Records shown:
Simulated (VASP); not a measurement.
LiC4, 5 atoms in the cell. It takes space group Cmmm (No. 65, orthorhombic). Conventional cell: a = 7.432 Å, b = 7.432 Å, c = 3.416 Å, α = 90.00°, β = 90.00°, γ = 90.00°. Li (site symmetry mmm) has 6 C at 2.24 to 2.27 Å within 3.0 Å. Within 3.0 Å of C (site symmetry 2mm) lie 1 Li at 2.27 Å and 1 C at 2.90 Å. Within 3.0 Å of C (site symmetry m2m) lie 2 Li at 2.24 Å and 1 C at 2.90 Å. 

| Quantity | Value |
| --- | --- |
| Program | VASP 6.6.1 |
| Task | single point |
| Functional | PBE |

Work request:
Repeat every entry word for word.

Your solution:
Simulated (VASP); not a measurement.
LiC4, 5 atoms in the cell. It takes space group Cmmm (No. 65, orthorhombic). Conventional cell: a = 7.432 Å, b = 7.432 Å, c = 3.416 Å, α = 90.00°, β = 90.00°, γ = 90.00°. Li (site symmetry mmm) has 6 C at 2.24 to 2.27 Å within 3.0 Å. Within 3.0 Å of C (site symmetry 2mm) lie 1 Li at 2.27 Å and 1 C at 2.90 Å. Within 3.0 Å of C (site symmetry m2m) lie 2 Li at 2.24 Å and 1 C at 2.90 Å. 

| Quantity | Value |
| --- | --- |
| Program | VASP 6.6.1 |
| Task | single point |
| Functional | PBE |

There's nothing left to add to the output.